:: WORK ORDER ::
Produce an exact copy of the lines below, starting at the first and ending with the line containing "# MgSe with GFN2-xTB from a Python script".

━━ RAW DATA ━━
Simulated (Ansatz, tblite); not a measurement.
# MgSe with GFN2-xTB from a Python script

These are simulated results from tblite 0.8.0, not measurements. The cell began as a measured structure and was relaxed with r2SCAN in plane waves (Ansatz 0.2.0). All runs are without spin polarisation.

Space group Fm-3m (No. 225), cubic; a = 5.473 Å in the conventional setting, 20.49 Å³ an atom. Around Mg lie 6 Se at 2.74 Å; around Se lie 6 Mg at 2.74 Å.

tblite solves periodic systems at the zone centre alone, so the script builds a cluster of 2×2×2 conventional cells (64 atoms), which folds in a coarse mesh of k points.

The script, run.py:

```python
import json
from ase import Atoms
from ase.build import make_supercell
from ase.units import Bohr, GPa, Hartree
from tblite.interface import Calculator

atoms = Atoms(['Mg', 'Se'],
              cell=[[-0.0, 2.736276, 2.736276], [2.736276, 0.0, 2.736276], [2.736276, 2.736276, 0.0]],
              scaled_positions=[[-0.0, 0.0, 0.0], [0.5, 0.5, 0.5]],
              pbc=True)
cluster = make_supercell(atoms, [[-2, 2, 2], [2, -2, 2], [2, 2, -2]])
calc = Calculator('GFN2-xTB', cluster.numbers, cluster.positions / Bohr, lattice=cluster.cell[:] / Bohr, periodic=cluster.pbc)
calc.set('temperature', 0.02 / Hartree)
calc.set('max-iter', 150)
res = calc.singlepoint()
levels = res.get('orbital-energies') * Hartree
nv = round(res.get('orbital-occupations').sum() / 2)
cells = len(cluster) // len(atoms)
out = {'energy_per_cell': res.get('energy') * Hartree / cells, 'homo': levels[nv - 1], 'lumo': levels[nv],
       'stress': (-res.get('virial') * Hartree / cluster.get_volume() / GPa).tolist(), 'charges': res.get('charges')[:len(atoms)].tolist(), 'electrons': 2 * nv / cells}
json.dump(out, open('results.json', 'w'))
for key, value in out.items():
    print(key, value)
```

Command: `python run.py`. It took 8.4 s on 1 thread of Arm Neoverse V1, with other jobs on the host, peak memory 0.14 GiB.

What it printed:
━━━

:: WRITTEN REPLY ::
Simulated (Ansatz, tblite); not a measurement.
# MgSe with GFN2-xTB from a Python script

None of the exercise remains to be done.